BEGIN
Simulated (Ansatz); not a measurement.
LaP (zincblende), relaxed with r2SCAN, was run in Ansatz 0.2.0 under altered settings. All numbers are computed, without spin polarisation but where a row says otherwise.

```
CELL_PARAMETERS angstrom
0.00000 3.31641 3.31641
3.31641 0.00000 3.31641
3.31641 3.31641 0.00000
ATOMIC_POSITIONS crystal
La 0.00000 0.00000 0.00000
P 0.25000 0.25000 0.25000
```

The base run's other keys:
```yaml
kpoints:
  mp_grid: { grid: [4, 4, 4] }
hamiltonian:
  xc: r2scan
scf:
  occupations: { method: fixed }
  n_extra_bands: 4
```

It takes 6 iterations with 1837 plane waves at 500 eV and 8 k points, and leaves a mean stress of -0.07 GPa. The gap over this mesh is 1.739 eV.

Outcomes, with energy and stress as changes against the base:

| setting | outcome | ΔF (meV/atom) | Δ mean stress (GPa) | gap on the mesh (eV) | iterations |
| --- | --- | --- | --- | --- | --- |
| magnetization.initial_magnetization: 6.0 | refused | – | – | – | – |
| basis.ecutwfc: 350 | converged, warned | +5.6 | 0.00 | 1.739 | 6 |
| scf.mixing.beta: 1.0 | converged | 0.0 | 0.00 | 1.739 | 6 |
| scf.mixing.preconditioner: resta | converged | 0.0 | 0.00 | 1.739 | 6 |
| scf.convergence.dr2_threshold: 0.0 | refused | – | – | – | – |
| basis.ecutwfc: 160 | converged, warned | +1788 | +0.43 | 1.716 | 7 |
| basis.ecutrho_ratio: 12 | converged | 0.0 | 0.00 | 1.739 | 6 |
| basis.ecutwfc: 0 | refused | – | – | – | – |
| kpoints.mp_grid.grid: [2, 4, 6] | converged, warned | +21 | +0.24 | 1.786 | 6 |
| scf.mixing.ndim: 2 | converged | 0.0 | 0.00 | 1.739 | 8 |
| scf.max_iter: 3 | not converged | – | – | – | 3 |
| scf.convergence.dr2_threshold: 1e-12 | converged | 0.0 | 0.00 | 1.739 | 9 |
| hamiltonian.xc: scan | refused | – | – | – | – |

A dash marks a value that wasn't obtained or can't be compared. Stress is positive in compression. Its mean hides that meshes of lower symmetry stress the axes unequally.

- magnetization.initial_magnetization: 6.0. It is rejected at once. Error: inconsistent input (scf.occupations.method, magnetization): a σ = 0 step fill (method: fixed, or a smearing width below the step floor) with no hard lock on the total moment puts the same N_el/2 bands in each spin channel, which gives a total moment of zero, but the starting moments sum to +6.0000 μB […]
END

» WORK ORDER:
Starting with the first line of the entries and ending with the line that has "It takes 6 iterations", copy each line exactly and add nothing.

» EXERCISE RESULT:
Simulated (Ansatz); not a measurement.
LaP (zincblende), relaxed with r2SCAN, was run in Ansatz 0.2.0 under altered settings. All numbers are computed, without spin polarisation but where a row says otherwise.

```
CELL_PARAMETERS angstrom
0.00000 3.31641 3.31641
3.31641 0.00000 3.31641
3.31641 3.31641 0.00000
ATOMIC_POSITIONS crystal
La 0.00000 0.00000 0.00000
P 0.25000 0.25000 0.25000
```

The base run's other keys:
```yaml
kpoints:
  mp_grid: { grid: [4, 4, 4] }
hamiltonian:
  xc: r2scan
scf:
  occupations: { method: fixed }
  n_extra_bands: 4
```

It takes 6 iterations with 1837 plane waves at 500 eV and 8 k points, and leaves a mean stress of -0.07 GPa. The gap over this mesh is 1.739 eV.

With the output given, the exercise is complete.